● **TASK ITEM**
The lines wanted run from the first one below through the one with "What did VASP give for the same quantities?". Return them exactly.

--------------------------------------------------

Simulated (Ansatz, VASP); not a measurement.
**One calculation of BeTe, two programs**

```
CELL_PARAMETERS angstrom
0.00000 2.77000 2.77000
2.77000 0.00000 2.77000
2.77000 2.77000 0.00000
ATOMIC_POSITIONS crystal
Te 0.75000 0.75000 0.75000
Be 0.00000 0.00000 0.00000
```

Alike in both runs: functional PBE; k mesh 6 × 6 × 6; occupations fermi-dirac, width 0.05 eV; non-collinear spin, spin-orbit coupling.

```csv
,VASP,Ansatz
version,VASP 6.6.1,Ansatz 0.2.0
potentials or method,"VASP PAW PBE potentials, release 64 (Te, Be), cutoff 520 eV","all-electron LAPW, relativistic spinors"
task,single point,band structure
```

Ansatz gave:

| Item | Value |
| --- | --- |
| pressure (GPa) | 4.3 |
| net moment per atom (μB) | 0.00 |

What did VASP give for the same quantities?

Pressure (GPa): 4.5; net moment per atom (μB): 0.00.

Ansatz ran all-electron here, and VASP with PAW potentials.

--------------------------------------------------

● **SOLUTION**
Simulated (Ansatz, VASP); not a measurement.
**One calculation of BeTe, two programs**

```
CELL_PARAMETERS angstrom
0.00000 2.77000 2.77000
2.77000 0.00000 2.77000
2.77000 2.77000 0.00000
ATOMIC_POSITIONS crystal
Te 0.75000 0.75000 0.75000
Be 0.00000 0.00000 0.00000
```

Alike in both runs: functional PBE; k mesh 6 × 6 × 6; occupations fermi-dirac, width 0.05 eV; non-collinear spin, spin-orbit coupling.

```csv
,VASP,Ansatz
version,VASP 6.6.1,Ansatz 0.2.0
potentials or method,"VASP PAW PBE potentials, release 64 (Te, Be), cutoff 520 eV","all-electron LAPW, relativistic spinors"
task,single point,band structure
```

Ansatz gave:

| Item | Value |
| --- | --- |
| pressure (GPa) | 4.3 |
| net moment per atom (μB) | 0.00 |

What did VASP give for the same quantities?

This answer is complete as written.